===

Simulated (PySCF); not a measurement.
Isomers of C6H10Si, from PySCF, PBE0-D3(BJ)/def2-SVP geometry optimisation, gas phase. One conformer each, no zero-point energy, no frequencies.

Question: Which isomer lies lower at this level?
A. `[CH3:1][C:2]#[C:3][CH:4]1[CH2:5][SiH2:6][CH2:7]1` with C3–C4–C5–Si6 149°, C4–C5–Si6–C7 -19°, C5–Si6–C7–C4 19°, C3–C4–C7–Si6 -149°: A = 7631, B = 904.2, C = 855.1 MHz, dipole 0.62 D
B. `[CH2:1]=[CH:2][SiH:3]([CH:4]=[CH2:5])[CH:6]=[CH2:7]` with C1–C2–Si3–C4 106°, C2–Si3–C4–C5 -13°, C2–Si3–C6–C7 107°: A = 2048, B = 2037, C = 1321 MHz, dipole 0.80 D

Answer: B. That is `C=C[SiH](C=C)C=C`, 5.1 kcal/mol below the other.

===

> [ACTIVITY] Your answer must be the lines from the first line of the entries above through the line that contains "dipole 0.80 D", written out exactly.

> [SOLUTION]
Simulated (PySCF); not a measurement.
Isomers of C6H10Si, from PySCF, PBE0-D3(BJ)/def2-SVP geometry optimisation, gas phase. One conformer each, no zero-point energy, no frequencies.

Question: Which isomer lies lower at this level?
A. `[CH3:1][C:2]#[C:3][CH:4]1[CH2:5][SiH2:6][CH2:7]1` with C3–C4–C5–Si6 149°, C4–C5–Si6–C7 -19°, C5–Si6–C7–C4 19°, C3–C4–C7–Si6 -149°: A = 7631, B = 904.2, C = 855.1 MHz, dipole 0.62 D
B. `[CH2:1]=[CH:2][SiH:3]([CH:4]=[CH2:5])[CH:6]=[CH2:7]` with C1–C2–Si3–C4 106°, C2–Si3–C4–C5 -13°, C2–Si3–C6–C7 107°: A = 2048, B = 2037, C = 1321 MHz, dipole 0.80 D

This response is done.